DATA FOR ANALYSIS -
::::

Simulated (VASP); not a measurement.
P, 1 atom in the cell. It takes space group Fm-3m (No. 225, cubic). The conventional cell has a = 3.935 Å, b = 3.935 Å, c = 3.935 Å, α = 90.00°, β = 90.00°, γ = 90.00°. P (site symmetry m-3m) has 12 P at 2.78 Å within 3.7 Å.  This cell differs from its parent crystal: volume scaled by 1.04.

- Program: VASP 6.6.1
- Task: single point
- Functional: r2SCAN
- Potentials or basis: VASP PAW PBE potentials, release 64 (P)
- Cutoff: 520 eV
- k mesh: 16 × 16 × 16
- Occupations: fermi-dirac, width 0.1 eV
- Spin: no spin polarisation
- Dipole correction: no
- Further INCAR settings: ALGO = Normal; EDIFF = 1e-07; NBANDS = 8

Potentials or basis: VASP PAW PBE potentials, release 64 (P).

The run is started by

::::

WORK ITEM - Your answer must be an exact transcription of all the data above.

WRITTEN SOLUTION -
Simulated (VASP); not a measurement.
P, 1 atom in the cell. It takes space group Fm-3m (No. 225, cubic). The conventional cell has a = 3.935 Å, b = 3.935 Å, c = 3.935 Å, α = 90.00°, β = 90.00°, γ = 90.00°. P (site symmetry m-3m) has 12 P at 2.78 Å within 3.7 Å.  This cell differs from its parent crystal: volume scaled by 1.04.

- Program: VASP 6.6.1
- Task: single point
- Functional: r2SCAN
- Potentials or basis: VASP PAW PBE potentials, release 64 (P)
- Cutoff: 520 eV
- k mesh: 16 × 16 × 16
- Occupations: fermi-dirac, width 0.1 eV
- Spin: no spin polarisation
- Dipole correction: no
- Further INCAR settings: ALGO = Normal; EDIFF = 1e-07; NBANDS = 8

Potentials or basis: VASP PAW PBE potentials, release 64 (P).

The run is started by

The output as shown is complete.